⁂

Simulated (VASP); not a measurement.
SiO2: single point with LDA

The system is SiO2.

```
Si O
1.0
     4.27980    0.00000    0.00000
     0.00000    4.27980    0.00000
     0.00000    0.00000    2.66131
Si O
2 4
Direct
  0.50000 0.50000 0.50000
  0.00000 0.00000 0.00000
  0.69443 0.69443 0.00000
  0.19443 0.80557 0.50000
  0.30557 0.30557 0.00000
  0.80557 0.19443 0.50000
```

⁂

Work item: Output the complete set of records word for word.

Written reply:
Simulated (VASP); not a measurement.
SiO2: single point with LDA

The system is SiO2.

```
Si O
1.0
     4.27980    0.00000    0.00000
     0.00000    4.27980    0.00000
     0.00000    0.00000    2.66131
Si O
2 4
Direct
  0.50000 0.50000 0.50000
  0.00000 0.00000 0.00000
  0.69443 0.69443 0.00000
  0.19443 0.80557 0.50000
  0.30557 0.30557 0.00000
  0.80557 0.19443 0.50000
```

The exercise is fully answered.